DATA EXTRACTS below:
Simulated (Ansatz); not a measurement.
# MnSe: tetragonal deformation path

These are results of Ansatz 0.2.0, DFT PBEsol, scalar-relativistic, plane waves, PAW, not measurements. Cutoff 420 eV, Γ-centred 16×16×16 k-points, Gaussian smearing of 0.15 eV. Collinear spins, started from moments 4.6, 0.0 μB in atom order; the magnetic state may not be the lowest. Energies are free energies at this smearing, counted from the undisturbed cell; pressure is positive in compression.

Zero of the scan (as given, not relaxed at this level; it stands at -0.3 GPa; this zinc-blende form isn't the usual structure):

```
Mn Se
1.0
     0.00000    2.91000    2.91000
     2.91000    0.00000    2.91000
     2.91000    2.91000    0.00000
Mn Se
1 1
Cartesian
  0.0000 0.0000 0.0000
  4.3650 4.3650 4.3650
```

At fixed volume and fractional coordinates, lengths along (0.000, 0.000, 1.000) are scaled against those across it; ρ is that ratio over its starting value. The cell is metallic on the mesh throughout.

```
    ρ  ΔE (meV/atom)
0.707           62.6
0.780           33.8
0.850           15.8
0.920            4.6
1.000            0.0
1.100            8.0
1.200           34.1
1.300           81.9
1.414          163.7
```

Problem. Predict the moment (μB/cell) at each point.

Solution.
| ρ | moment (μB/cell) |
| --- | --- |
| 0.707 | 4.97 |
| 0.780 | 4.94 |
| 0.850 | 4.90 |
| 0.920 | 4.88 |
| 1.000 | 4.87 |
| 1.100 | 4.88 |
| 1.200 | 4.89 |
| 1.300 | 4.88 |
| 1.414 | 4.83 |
End of DATA EXTRACTS.

Of the entries above, transcribe exactly those lines that fall between the line containing "moment (μB/cell) |" and the line containing "1.300 | 4.88 |", together with those two lines.

*SOLUTION:*
| ρ | moment (μB/cell) |
| --- | --- |
| 0.707 | 4.97 |
| 0.780 | 4.94 |
| 0.850 | 4.90 |
| 0.920 | 4.88 |
| 1.000 | 4.87 |
| 1.100 | 4.88 |
| 1.200 | 4.89 |
| 1.300 | 4.88 |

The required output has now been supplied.